Exercise:
In the entries that follow, find the line containing "Alike in both", then output exactly every line from the first through that one.

Extracted entries:
───
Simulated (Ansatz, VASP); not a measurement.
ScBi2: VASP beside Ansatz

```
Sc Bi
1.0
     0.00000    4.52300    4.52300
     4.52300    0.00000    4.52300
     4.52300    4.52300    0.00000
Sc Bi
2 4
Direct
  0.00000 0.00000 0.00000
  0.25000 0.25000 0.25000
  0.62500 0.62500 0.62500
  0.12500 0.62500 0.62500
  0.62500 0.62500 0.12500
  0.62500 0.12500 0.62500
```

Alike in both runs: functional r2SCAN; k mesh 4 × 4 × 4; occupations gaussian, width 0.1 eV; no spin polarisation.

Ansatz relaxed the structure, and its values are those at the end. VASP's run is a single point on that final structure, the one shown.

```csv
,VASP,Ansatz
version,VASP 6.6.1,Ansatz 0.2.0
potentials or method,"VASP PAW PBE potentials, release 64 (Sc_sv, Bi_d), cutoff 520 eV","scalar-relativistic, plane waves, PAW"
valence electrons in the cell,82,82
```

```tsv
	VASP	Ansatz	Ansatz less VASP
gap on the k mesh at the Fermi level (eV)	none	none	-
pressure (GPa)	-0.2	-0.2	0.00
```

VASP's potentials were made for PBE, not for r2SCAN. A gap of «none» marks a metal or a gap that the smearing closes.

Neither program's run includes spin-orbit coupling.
───

Answer space:
Simulated (Ansatz, VASP); not a measurement.
ScBi2: VASP beside Ansatz

```
Sc Bi
1.0
     0.00000    4.52300    4.52300
     4.52300    0.00000    4.52300
     4.52300    4.52300    0.00000
Sc Bi
2 4
Direct
  0.00000 0.00000 0.00000
  0.25000 0.25000 0.25000
  0.62500 0.62500 0.62500
  0.12500 0.62500 0.62500
  0.62500 0.62500 0.12500
  0.62500 0.12500 0.62500
```

Alike in both runs: functional r2SCAN; k mesh 4 × 4 × 4; occupations gaussian, width 0.1 eV; no spin polarisation.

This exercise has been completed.